• **Exercise**:
Take the entries below and print, exactly, the stretch from the line containing "2.1 | 0.18 |" through the line containing "Caveats: the PAW", both included.

• **Data provided**:
'''
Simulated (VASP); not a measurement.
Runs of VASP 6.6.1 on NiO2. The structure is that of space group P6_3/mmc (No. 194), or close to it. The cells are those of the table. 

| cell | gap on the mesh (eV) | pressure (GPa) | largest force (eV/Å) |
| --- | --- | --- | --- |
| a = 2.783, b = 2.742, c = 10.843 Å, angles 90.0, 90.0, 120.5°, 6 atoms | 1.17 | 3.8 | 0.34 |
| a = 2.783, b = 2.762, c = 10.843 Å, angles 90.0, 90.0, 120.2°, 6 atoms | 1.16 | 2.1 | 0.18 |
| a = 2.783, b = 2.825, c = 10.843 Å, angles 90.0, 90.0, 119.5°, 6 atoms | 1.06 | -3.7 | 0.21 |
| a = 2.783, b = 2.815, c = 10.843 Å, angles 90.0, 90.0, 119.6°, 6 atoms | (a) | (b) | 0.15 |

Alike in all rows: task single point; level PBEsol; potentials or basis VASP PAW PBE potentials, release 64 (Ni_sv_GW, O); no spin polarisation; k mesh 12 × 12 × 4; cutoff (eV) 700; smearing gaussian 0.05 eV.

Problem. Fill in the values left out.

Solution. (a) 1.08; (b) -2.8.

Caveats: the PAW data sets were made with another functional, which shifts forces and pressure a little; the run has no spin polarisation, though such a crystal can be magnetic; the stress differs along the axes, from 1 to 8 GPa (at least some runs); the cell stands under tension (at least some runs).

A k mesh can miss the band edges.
'''

• **Answer section**:
| a = 2.783, b = 2.762, c = 10.843 Å, angles 90.0, 90.0, 120.2°, 6 atoms | 1.16 | 2.1 | 0.18 |
| a = 2.783, b = 2.825, c = 10.843 Å, angles 90.0, 90.0, 119.5°, 6 atoms | 1.06 | -3.7 | 0.21 |
| a = 2.783, b = 2.815, c = 10.843 Å, angles 90.0, 90.0, 119.6°, 6 atoms | (a) | (b) | 0.15 |

Alike in all rows: task single point; level PBEsol; potentials or basis VASP PAW PBE potentials, release 64 (Ni_sv_GW, O); no spin polarisation; k mesh 12 × 12 × 4; cutoff (eV) 700; smearing gaussian 0.05 eV.

Problem. Fill in the values left out.

Solution. (a) 1.08; (b) -2.8.

Caveats: the PAW data sets were made with another functional, which shifts forces and pressure a little; the run has no spin polarisation, though such a crystal can be magnetic; the stress differs along the axes, from 1 to 8 GPa (at least some runs); the cell stands under tension (at least some runs).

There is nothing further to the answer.